[Action item]:
Set down the lines below exactly as they stand, please. Go from the first through the one containing "A series of".

Entries provided Start Marker

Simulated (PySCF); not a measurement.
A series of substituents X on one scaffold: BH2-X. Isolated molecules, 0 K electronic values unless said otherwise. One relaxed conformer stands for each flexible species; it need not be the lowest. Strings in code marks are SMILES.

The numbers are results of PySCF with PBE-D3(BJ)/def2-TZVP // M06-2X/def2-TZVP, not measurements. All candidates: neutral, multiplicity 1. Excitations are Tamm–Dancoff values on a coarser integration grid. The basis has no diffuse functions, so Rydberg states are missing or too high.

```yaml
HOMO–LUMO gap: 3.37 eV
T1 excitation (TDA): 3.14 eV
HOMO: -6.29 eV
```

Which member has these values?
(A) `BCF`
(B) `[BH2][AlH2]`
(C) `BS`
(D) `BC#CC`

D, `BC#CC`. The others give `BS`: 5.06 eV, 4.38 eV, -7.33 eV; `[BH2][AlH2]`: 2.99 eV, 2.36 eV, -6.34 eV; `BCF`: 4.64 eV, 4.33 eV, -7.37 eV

Entries provided End Marker

[Expected answer]:
Simulated (PySCF); not a measurement.
A series of substituents X on one scaffold: BH2-X. Isolated molecules, 0 K electronic values unless said otherwise. One relaxed conformer stands for each flexible species; it need not be the lowest. Strings in code marks are SMILES.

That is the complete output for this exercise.